**Data:**
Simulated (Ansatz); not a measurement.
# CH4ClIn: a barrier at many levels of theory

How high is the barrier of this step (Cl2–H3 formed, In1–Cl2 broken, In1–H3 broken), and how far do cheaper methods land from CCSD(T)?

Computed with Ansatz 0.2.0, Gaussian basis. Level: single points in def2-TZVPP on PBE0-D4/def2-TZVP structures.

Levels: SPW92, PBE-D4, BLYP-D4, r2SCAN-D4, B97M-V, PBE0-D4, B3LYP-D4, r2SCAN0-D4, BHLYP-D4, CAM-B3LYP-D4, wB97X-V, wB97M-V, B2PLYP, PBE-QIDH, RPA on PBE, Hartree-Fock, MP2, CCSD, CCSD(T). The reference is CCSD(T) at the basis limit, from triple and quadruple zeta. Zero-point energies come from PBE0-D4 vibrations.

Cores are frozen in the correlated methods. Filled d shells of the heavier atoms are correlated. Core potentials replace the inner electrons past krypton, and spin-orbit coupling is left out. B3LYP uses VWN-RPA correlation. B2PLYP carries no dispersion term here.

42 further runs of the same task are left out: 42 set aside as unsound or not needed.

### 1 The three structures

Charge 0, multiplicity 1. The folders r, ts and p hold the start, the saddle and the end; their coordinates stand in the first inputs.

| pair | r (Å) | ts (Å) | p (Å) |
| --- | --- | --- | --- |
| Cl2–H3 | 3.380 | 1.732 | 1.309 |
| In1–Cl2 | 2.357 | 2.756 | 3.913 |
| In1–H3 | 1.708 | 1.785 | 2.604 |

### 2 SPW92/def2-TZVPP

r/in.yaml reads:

**Work order:** Restate, word for word and without additions, every line from the top of the listing above through the line that contains "How high is".

**Written solution:**
Simulated (Ansatz); not a measurement.
# CH4ClIn: a barrier at many levels of theory

How high is the barrier of this step (Cl2–H3 formed, In1–Cl2 broken, In1–H3 broken), and how far do cheaper methods land from CCSD(T)?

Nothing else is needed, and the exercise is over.